# [Source information]
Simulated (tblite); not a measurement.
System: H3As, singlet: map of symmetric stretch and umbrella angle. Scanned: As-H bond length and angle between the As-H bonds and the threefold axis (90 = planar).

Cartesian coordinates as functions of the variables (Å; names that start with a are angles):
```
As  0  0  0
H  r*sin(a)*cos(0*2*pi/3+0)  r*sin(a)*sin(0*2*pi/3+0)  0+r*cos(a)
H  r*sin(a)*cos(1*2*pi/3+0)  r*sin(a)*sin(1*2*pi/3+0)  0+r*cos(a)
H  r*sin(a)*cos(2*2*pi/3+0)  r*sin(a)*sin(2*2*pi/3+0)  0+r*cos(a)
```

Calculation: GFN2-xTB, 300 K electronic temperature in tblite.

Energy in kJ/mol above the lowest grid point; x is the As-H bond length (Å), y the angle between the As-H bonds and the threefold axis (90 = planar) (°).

# [Task item]
From the opening line of the data above through the line holding "Calculation: GFN2-xTB, 300", give every line again exactly as it stands.

# [Written answer]
Simulated (tblite); not a measurement.
System: H3As, singlet: map of symmetric stretch and umbrella angle. Scanned: As-H bond length and angle between the As-H bonds and the threefold axis (90 = planar).

Cartesian coordinates as functions of the variables (Å; names that start with a are angles):
```
As  0  0  0
H  r*sin(a)*cos(0*2*pi/3+0)  r*sin(a)*sin(0*2*pi/3+0)  0+r*cos(a)
H  r*sin(a)*cos(1*2*pi/3+0)  r*sin(a)*sin(1*2*pi/3+0)  0+r*cos(a)
H  r*sin(a)*cos(2*2*pi/3+0)  r*sin(a)*sin(2*2*pi/3+0)  0+r*cos(a)
```

Calculation: GFN2-xTB, 300 K electronic temperature in tblite.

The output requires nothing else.